* Work item *
Copy the lines exactly. Begin at the first line of the data and stop after the line with "Problem. Estimate the band gap on the k mesh.".

= = = =

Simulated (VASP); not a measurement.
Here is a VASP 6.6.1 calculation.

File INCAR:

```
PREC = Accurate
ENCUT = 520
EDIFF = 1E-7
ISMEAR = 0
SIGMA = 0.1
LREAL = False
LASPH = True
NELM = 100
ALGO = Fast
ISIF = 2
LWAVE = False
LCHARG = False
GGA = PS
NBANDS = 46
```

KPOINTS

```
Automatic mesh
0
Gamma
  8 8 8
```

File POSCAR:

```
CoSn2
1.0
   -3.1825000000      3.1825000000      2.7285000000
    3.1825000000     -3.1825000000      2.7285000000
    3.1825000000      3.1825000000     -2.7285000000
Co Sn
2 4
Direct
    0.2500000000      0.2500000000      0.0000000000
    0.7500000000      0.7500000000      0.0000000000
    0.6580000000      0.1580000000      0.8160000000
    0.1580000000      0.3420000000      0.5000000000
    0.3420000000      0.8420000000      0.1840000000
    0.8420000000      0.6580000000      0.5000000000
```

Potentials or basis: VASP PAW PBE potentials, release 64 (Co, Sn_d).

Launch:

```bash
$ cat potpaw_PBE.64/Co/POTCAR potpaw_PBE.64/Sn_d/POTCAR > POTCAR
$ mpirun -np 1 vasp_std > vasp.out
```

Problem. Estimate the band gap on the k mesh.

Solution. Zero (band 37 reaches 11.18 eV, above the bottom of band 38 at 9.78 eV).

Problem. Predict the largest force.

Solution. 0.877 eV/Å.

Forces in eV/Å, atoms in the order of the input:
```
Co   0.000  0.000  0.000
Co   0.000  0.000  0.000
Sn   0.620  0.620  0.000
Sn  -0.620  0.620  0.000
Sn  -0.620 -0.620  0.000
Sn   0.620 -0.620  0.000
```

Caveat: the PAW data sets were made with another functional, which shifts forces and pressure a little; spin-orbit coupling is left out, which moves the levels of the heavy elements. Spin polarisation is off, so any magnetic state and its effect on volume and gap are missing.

= = = =

* Worked solution *
Simulated (VASP); not a measurement.
Here is a VASP 6.6.1 calculation.

File INCAR:

```
PREC = Accurate
ENCUT = 520
EDIFF = 1E-7
ISMEAR = 0
SIGMA = 0.1
LREAL = False
LASPH = True
NELM = 100
ALGO = Fast
ISIF = 2
LWAVE = False
LCHARG = False
GGA = PS
NBANDS = 46
```

KPOINTS

```
Automatic mesh
0
Gamma
  8 8 8
```

File POSCAR:

```
CoSn2
1.0
   -3.1825000000      3.1825000000      2.7285000000
    3.1825000000     -3.1825000000      2.7285000000
    3.1825000000      3.1825000000     -2.7285000000
Co Sn
2 4
Direct
    0.2500000000      0.2500000000      0.0000000000
    0.7500000000      0.7500000000      0.0000000000
    0.6580000000      0.1580000000      0.8160000000
    0.1580000000      0.3420000000      0.5000000000
    0.3420000000      0.8420000000      0.1840000000
    0.8420000000      0.6580000000      0.5000000000
```

Potentials or basis: VASP PAW PBE potentials, release 64 (Co, Sn_d).

Launch:

```bash
$ cat potpaw_PBE.64/Co/POTCAR potpaw_PBE.64/Sn_d/POTCAR > POTCAR
$ mpirun -np 1 vasp_std > vasp.out
```

Problem. Estimate the band gap on the k mesh.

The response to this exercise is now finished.